Work item: Print the listing below once more, unchanged.

Data listing:
■ ■ ■
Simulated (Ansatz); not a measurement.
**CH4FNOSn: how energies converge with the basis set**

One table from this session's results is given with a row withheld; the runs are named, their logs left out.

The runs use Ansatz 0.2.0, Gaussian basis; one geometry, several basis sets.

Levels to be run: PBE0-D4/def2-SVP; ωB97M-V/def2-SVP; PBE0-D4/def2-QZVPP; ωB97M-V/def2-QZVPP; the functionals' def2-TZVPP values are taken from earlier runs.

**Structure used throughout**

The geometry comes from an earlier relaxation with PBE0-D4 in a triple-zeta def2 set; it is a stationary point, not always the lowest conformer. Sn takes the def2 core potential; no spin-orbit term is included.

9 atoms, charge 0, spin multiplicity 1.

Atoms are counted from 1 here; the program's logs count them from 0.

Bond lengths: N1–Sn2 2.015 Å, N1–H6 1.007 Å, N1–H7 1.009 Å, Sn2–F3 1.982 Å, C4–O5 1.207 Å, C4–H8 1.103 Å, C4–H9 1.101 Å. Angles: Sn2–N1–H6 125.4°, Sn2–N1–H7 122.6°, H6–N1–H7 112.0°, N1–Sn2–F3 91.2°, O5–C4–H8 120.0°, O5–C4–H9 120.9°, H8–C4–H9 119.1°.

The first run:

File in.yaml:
■ ■ ■

Task output:
Simulated (Ansatz); not a measurement.
**CH4FNOSn: how energies converge with the basis set**

One table from this session's results is given with a row withheld; the runs are named, their logs left out.

The runs use Ansatz 0.2.0, Gaussian basis; one geometry, several basis sets.

Levels to be run: PBE0-D4/def2-SVP; ωB97M-V/def2-SVP; PBE0-D4/def2-QZVPP; ωB97M-V/def2-QZVPP; the functionals' def2-TZVPP values are taken from earlier runs.

**Structure used throughout**

The geometry comes from an earlier relaxation with PBE0-D4 in a triple-zeta def2 set; it is a stationary point, not always the lowest conformer. Sn takes the def2 core potential; no spin-orbit term is included.

9 atoms, charge 0, spin multiplicity 1.

Atoms are counted from 1 here; the program's logs count them from 0.

Bond lengths: N1–Sn2 2.015 Å, N1–H6 1.007 Å, N1–H7 1.009 Å, Sn2–F3 1.982 Å, C4–O5 1.207 Å, C4–H8 1.103 Å, C4–H9 1.101 Å. Angles: Sn2–N1–H6 125.4°, Sn2–N1–H7 122.6°, H6–N1–H7 112.0°, N1–Sn2–F3 91.2°, O5–C4–H8 120.0°, O5–C4–H9 120.9°, H8–C4–H9 119.1°.

The first run:

File in.yaml:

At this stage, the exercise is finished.